Information shown:
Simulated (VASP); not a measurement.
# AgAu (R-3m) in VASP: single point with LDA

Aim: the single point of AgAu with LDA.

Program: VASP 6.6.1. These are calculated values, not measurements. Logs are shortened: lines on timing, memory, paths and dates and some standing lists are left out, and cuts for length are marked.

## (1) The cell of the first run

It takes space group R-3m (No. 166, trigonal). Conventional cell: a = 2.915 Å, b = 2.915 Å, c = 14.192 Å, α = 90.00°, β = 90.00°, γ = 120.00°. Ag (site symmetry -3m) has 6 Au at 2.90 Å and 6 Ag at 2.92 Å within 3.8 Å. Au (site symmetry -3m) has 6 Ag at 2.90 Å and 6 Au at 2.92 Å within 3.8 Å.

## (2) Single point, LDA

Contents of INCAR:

Assignment:
The answer must be a verbatim transcription of all the entries.

Exercise output:
Simulated (VASP); not a measurement.
# AgAu (R-3m) in VASP: single point with LDA

Aim: the single point of AgAu with LDA.

Program: VASP 6.6.1. These are calculated values, not measurements. Logs are shortened: lines on timing, memory, paths and dates and some standing lists are left out, and cuts for length are marked.

## (1) The cell of the first run

It takes space group R-3m (No. 166, trigonal). Conventional cell: a = 2.915 Å, b = 2.915 Å, c = 14.192 Å, α = 90.00°, β = 90.00°, γ = 120.00°. Ag (site symmetry -3m) has 6 Au at 2.90 Å and 6 Ag at 2.92 Å within 3.8 Å. Au (site symmetry -3m) has 6 Ag at 2.90 Å and 6 Au at 2.92 Å within 3.8 Å.

## (2) Single point, LDA

Contents of INCAR:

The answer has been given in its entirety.